-- DATA FOR ANALYSIS follows --

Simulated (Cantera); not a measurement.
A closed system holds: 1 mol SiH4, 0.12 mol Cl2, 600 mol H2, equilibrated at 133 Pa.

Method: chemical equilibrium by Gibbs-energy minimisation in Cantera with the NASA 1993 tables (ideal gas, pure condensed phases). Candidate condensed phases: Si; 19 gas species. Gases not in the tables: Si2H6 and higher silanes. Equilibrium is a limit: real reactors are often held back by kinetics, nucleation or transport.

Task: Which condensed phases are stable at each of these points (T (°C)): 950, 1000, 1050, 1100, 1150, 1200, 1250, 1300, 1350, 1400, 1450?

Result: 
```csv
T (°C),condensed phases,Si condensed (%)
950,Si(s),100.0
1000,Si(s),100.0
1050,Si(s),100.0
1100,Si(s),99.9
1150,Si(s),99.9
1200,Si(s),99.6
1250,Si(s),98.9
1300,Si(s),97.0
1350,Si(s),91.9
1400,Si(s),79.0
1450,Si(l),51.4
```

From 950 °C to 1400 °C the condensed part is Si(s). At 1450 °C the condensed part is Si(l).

-- DATA FOR ANALYSIS concluded --

## WORK INSTRUCTION
Go through the records and output them all, word for word.

## WRITTEN SOLUTION
Simulated (Cantera); not a measurement.
A closed system holds: 1 mol SiH4, 0.12 mol Cl2, 600 mol H2, equilibrated at 133 Pa.

Method: chemical equilibrium by Gibbs-energy minimisation in Cantera with the NASA 1993 tables (ideal gas, pure condensed phases). Candidate condensed phases: Si; 19 gas species. Gases not in the tables: Si2H6 and higher silanes. Equilibrium is a limit: real reactors are often held back by kinetics, nucleation or transport.

Task: Which condensed phases are stable at each of these points (T (°C)): 950, 1000, 1050, 1100, 1150, 1200, 1250, 1300, 1350, 1400, 1450?

Result: 
```csv
T (°C),condensed phases,Si condensed (%)
950,Si(s),100.0
1000,Si(s),100.0
1050,Si(s),100.0
1100,Si(s),99.9
1150,Si(s),99.9
1200,Si(s),99.6
1250,Si(s),98.9
1300,Si(s),97.0
1350,Si(s),91.9
1400,Si(s),79.0
1450,Si(l),51.4
```

From 950 °C to 1400 °C the condensed part is Si(s). At 1450 °C the condensed part is Si(l).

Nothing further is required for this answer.